- [STUDY MATERIAL]
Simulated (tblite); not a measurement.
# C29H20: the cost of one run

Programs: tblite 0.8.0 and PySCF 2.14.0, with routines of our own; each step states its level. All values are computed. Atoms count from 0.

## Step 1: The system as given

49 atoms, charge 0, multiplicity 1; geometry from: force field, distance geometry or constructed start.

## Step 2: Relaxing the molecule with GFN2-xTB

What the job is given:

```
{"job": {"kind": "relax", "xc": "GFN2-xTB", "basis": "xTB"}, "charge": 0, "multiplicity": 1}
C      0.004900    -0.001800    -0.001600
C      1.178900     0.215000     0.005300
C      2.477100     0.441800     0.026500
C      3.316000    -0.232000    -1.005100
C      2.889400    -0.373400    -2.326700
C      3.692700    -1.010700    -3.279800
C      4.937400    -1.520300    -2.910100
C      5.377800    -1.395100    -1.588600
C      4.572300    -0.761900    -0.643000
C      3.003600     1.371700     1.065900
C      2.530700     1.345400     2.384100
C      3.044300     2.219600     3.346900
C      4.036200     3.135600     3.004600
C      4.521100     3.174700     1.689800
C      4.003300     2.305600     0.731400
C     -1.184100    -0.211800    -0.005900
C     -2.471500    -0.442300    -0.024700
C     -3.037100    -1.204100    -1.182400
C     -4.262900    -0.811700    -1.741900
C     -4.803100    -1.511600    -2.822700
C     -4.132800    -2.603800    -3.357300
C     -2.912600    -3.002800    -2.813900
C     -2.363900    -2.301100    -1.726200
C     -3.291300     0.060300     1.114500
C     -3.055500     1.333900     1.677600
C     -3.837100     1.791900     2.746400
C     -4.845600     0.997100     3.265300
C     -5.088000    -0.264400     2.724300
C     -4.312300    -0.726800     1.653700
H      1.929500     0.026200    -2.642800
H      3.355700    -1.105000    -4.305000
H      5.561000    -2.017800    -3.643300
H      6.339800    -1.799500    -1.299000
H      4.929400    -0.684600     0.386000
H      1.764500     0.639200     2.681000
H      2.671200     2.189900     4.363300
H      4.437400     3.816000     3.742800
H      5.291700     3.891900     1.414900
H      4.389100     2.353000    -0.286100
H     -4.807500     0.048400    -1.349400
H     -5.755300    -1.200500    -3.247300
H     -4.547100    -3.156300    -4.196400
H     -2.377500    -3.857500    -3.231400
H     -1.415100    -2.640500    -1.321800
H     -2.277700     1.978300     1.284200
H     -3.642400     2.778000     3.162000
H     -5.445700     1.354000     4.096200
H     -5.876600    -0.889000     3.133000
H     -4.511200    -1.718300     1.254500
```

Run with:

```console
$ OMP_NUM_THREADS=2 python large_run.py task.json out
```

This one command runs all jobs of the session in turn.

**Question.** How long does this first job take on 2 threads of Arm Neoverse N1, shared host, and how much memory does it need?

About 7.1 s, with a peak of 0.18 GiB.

- [WORK ORDER]
Would you copy out exactly the lines above that start at the one containing "This one command" and end at the one containing "does it need?", inclusive?

- [EXERCISE RESPONSE]
This one command runs all jobs of the session in turn.

**Question.** How long does this first job take on 2 threads of Arm Neoverse N1, shared host, and how much memory does it need?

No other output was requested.